Task item: Look below for the line containing "One setting was"; from there, print each line exactly up to and including the line containing "of the input).", and stop.

Material shown START

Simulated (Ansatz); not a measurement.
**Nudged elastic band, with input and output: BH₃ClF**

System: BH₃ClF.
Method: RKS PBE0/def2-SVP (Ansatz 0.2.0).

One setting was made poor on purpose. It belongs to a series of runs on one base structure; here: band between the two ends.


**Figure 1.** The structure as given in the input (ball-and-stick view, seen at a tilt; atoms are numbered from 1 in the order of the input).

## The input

Material shown END

Reply:
One setting was made poor on purpose. It belongs to a series of runs on one base structure; here: band between the two ends.


**Figure 1.** The structure as given in the input (ball-and-stick view, seen at a tilt; atoms are numbered from 1 in the order of the input).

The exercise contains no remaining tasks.